→ **ACTION ITEM**
Write out every single entry exactly.

☆ ☆ ☆ ☆

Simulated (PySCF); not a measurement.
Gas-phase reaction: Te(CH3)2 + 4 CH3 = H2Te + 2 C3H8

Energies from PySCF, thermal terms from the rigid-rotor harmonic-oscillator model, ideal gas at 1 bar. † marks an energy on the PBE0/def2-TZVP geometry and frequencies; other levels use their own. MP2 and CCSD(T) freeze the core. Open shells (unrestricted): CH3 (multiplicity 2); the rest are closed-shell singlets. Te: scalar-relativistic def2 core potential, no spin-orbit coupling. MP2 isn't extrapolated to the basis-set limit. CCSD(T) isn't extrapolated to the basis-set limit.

☆ ☆ ☆ ☆

→ **WRITTEN SOLUTION**
Simulated (PySCF); not a measurement.
Gas-phase reaction: Te(CH3)2 + 4 CH3 = H2Te + 2 C3H8

Energies from PySCF, thermal terms from the rigid-rotor harmonic-oscillator model, ideal gas at 1 bar. † marks an energy on the PBE0/def2-TZVP geometry and frequencies; other levels use their own. MP2 and CCSD(T) freeze the core. Open shells (unrestricted): CH3 (multiplicity 2); the rest are closed-shell singlets. Te: scalar-relativistic def2 core potential, no spin-orbit coupling. MP2 isn't extrapolated to the basis-set limit. CCSD(T) isn't extrapolated to the basis-set limit.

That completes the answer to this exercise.